BRIEF | Please give back, word for word, only the lines starting at the one containing "Its results: band" and ending at the one containing "change was it?" within the material below.

EXTRACTED ENTRIES |
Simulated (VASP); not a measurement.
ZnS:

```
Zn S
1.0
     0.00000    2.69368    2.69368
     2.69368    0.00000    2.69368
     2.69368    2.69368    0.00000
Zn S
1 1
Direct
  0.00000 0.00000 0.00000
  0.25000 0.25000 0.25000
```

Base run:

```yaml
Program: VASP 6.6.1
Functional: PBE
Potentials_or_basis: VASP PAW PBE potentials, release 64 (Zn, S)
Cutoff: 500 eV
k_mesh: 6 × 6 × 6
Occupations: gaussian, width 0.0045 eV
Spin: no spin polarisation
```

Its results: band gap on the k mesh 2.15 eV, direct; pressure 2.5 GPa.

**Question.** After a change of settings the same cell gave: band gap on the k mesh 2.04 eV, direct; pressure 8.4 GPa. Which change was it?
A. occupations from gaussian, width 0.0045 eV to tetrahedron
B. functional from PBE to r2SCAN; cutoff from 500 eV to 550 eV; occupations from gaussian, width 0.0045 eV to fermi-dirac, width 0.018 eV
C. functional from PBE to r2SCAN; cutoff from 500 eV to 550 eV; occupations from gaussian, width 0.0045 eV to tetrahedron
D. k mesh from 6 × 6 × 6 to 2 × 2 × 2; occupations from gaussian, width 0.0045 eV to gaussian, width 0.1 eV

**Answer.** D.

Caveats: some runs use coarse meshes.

TASK OUTPUT |
Its results: band gap on the k mesh 2.15 eV, direct; pressure 2.5 GPa.

**Question.** After a change of settings the same cell gave: band gap on the k mesh 2.04 eV, direct; pressure 8.4 GPa. Which change was it?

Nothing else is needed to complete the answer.